* [GIVEN ENTRIES]:
****************

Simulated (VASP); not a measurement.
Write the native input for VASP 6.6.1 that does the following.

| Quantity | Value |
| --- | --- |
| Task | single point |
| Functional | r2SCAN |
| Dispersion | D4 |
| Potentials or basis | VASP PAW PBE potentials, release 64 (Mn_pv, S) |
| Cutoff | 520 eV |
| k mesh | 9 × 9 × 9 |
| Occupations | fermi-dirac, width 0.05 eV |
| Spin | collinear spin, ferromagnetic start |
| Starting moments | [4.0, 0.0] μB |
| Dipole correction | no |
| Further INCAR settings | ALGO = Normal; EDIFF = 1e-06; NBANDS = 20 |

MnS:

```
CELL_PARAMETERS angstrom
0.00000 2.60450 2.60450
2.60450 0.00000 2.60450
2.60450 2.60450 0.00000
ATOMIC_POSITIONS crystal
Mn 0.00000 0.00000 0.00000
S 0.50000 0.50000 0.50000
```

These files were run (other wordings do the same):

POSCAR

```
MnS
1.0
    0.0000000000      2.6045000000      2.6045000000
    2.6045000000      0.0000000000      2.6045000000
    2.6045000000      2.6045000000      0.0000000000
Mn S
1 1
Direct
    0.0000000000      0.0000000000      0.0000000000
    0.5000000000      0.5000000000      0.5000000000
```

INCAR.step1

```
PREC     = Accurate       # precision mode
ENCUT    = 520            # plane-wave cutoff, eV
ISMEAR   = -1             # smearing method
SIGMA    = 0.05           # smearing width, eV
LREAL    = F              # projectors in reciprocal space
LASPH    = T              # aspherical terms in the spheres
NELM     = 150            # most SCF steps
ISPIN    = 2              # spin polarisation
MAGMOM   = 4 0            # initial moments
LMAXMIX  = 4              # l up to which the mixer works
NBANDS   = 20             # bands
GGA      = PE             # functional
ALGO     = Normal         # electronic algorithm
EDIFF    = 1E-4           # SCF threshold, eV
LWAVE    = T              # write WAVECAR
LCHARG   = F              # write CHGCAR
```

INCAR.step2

****************

Begin with the top line of the material and go as far as the line with "ferromagnetic start |". Set down those lines exactly, both ends included, and nothing more.

Simulated (VASP); not a measurement.
Write the native input for VASP 6.6.1 that does the following.

| Quantity | Value |
| --- | --- |
| Task | single point |
| Functional | r2SCAN |
| Dispersion | D4 |
| Potentials or basis | VASP PAW PBE potentials, release 64 (Mn_pv, S) |
| Cutoff | 520 eV |
| k mesh | 9 × 9 × 9 |
| Occupations | fermi-dirac, width 0.05 eV |
| Spin | collinear spin, ferromagnetic start |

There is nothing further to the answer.